### TASK ITEM
Only the lines below from the one containing "the Cahn–Ingold–Prelog descriptors?**" to the one containing "with the stereochemistry.**" should be repeated, both included and unchanged.

### RECORD EXTRACTS
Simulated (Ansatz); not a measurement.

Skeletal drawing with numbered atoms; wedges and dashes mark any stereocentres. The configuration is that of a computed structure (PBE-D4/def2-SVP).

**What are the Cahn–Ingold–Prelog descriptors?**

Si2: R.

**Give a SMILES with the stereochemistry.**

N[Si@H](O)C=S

### RESPONSE BOX
**What are the Cahn–Ingold–Prelog descriptors?**

Si2: R.

**Give a SMILES with the stereochemistry.**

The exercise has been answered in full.